→ **Work instruction**: Set down, in full, every record in the block.

------------

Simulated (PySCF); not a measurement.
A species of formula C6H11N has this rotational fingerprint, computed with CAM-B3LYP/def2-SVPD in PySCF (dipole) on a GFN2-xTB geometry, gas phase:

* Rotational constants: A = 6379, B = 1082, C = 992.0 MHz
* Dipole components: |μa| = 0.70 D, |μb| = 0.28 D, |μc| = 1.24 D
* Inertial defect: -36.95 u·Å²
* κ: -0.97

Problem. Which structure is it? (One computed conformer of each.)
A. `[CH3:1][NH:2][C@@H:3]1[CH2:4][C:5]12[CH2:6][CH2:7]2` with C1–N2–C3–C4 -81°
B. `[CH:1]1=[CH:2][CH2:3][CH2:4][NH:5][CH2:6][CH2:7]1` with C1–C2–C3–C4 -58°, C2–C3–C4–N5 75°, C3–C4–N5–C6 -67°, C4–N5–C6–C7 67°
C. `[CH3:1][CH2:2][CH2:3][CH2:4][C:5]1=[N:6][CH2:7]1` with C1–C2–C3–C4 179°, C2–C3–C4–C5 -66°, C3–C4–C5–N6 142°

------------

→ **Written reply**:
Simulated (PySCF); not a measurement.
A species of formula C6H11N has this rotational fingerprint, computed with CAM-B3LYP/def2-SVPD in PySCF (dipole) on a GFN2-xTB geometry, gas phase:

* Rotational constants: A = 6379, B = 1082, C = 992.0 MHz
* Dipole components: |μa| = 0.70 D, |μb| = 0.28 D, |μc| = 1.24 D
* Inertial defect: -36.95 u·Å²
* κ: -0.97

Problem. Which structure is it? (One computed conformer of each.)
A. `[CH3:1][NH:2][C@@H:3]1[CH2:4][C:5]12[CH2:6][CH2:7]2` with C1–N2–C3–C4 -81°
B. `[CH:1]1=[CH:2][CH2:3][CH2:4][NH:5][CH2:6][CH2:7]1` with C1–C2–C3–C4 -58°, C2–C3–C4–N5 75°, C3–C4–N5–C6 -67°, C4–N5–C6–C7 67°
C. `[CH3:1][CH2:2][CH2:3][CH2:4][C:5]1=[N:6][CH2:7]1` with C1–C2–C3–C4 179°, C2–C3–C4–C5 -66°, C3–C4–C5–N6 142°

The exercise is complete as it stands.